Work item: Each of the records below must be reproduced verbatim.

::::::::

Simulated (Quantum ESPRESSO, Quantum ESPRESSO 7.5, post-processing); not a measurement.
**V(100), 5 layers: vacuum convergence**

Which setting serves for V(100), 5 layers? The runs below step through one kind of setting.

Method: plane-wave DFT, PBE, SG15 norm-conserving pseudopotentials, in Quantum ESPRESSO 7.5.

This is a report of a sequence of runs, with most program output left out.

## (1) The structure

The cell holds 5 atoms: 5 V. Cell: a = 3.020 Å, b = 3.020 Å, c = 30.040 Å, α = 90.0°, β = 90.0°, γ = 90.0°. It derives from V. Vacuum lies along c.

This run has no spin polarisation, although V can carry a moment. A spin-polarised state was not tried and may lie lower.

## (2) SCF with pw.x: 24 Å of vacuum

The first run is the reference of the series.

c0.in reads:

::::::::

Worked solution:
Simulated (Quantum ESPRESSO, Quantum ESPRESSO 7.5, post-processing); not a measurement.
**V(100), 5 layers: vacuum convergence**

Which setting serves for V(100), 5 layers? The runs below step through one kind of setting.

Method: plane-wave DFT, PBE, SG15 norm-conserving pseudopotentials, in Quantum ESPRESSO 7.5.

This is a report of a sequence of runs, with most program output left out.

## (1) The structure

The cell holds 5 atoms: 5 V. Cell: a = 3.020 Å, b = 3.020 Å, c = 30.040 Å, α = 90.0°, β = 90.0°, γ = 90.0°. It derives from V. Vacuum lies along c.

This run has no spin polarisation, although V can carry a moment. A spin-polarised state was not tried and may lie lower.

## (2) SCF with pw.x: 24 Å of vacuum

The first run is the reference of the series.

c0.in reads:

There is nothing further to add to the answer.